- ACTIVITY:
Reproduce the section of the listing that begins at the line containing "Level of theory: HSE06, plane" and finishes at the line containing "Question: What force results?". Include both end lines and nothing beyond them.

- INFORMATION SHOWN:
----------------

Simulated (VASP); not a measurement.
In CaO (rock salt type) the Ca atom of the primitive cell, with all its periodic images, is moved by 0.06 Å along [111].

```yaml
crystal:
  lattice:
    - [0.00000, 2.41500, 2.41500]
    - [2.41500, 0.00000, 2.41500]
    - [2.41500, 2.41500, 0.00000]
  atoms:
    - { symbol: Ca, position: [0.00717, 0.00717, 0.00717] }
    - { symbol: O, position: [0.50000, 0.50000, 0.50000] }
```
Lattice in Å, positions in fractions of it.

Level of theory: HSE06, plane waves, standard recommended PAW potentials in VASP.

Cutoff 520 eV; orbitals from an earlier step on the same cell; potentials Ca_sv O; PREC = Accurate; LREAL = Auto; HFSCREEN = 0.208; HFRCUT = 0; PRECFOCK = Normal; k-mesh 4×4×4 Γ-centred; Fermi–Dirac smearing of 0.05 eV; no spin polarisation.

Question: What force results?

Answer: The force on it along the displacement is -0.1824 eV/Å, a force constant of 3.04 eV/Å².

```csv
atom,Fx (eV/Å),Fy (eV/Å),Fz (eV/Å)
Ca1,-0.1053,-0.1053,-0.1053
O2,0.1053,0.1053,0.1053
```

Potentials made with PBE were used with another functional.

----------------

- RESPONSE:
Level of theory: HSE06, plane waves, standard recommended PAW potentials in VASP.

Cutoff 520 eV; orbitals from an earlier step on the same cell; potentials Ca_sv O; PREC = Accurate; LREAL = Auto; HFSCREEN = 0.208; HFRCUT = 0; PRECFOCK = Normal; k-mesh 4×4×4 Γ-centred; Fermi–Dirac smearing of 0.05 eV; no spin polarisation.

Question: What force results?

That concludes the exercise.